▼
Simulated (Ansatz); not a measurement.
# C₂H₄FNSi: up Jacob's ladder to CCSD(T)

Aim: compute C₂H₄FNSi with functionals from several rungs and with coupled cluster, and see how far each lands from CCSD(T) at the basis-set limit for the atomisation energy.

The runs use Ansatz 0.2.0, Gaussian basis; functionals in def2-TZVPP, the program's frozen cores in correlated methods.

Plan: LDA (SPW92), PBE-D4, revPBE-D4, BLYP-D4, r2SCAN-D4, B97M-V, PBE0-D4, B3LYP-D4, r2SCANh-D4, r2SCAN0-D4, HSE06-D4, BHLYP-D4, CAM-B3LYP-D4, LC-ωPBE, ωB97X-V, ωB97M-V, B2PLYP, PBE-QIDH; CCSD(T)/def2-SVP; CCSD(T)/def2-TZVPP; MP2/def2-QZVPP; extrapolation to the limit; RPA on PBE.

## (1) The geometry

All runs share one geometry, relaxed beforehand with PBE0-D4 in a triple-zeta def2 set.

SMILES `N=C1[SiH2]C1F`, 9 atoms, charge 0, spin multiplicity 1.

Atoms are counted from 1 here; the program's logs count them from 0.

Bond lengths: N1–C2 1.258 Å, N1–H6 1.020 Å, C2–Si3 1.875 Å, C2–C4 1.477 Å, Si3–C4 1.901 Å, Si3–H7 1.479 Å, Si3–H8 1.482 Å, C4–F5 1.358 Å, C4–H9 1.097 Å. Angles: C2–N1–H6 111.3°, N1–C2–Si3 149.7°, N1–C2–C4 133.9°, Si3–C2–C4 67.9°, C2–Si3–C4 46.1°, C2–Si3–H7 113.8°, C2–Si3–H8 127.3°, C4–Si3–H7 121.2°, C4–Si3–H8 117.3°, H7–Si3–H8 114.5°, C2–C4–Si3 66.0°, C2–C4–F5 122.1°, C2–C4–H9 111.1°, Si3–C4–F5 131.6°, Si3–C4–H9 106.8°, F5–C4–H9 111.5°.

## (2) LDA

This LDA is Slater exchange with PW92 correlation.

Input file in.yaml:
▲

## Activity
Beginning at the first line of the data above, retype each line until you reach the line containing "All runs share", and include that one too. Add nothing else.

## Task response
Simulated (Ansatz); not a measurement.
# C₂H₄FNSi: up Jacob's ladder to CCSD(T)

Aim: compute C₂H₄FNSi with functionals from several rungs and with coupled cluster, and see how far each lands from CCSD(T) at the basis-set limit for the atomisation energy.

The runs use Ansatz 0.2.0, Gaussian basis; functionals in def2-TZVPP, the program's frozen cores in correlated methods.

Plan: LDA (SPW92), PBE-D4, revPBE-D4, BLYP-D4, r2SCAN-D4, B97M-V, PBE0-D4, B3LYP-D4, r2SCANh-D4, r2SCAN0-D4, HSE06-D4, BHLYP-D4, CAM-B3LYP-D4, LC-ωPBE, ωB97X-V, ωB97M-V, B2PLYP, PBE-QIDH; CCSD(T)/def2-SVP; CCSD(T)/def2-TZVPP; MP2/def2-QZVPP; extrapolation to the limit; RPA on PBE.

## (1) The geometry

All runs share one geometry, relaxed beforehand with PBE0-D4 in a triple-zeta def2 set.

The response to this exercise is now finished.